* **Exercise**:
Retype each line below precisely.

'''

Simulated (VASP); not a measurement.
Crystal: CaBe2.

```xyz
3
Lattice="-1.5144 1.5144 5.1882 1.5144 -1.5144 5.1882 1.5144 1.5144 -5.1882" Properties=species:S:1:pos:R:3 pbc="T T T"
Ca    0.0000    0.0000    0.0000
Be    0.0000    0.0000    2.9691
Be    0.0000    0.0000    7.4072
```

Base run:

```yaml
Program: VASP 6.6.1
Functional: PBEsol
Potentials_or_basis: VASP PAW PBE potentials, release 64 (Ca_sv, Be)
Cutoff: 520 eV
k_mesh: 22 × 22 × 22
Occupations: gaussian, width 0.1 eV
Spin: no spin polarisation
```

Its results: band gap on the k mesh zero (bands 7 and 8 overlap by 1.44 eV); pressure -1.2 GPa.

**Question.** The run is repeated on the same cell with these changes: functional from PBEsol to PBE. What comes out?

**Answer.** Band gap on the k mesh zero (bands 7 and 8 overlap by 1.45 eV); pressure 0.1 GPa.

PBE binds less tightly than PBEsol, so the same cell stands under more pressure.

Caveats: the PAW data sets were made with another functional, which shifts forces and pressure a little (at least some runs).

'''

* **Answer section**:
Simulated (VASP); not a measurement.
Crystal: CaBe2.

```xyz
3
Lattice="-1.5144 1.5144 5.1882 1.5144 -1.5144 5.1882 1.5144 1.5144 -5.1882" Properties=species:S:1:pos:R:3 pbc="T T T"
Ca    0.0000    0.0000    0.0000
Be    0.0000    0.0000    2.9691
Be    0.0000    0.0000    7.4072
```

Base run:

```yaml
Program: VASP 6.6.1
Functional: PBEsol
Potentials_or_basis: VASP PAW PBE potentials, release 64 (Ca_sv, Be)
Cutoff: 520 eV
k_mesh: 22 × 22 × 22
Occupations: gaussian, width 0.1 eV
Spin: no spin polarisation
```

Its results: band gap on the k mesh zero (bands 7 and 8 overlap by 1.44 eV); pressure -1.2 GPa.

**Question.** The run is repeated on the same cell with these changes: functional from PBEsol to PBE. What comes out?

**Answer.** Band gap on the k mesh zero (bands 7 and 8 overlap by 1.45 eV); pressure 0.1 GPa.

PBE binds less tightly than PBEsol, so the same cell stands under more pressure.

Caveats: the PAW data sets were made with another functional, which shifts forces and pressure a little (at least some runs).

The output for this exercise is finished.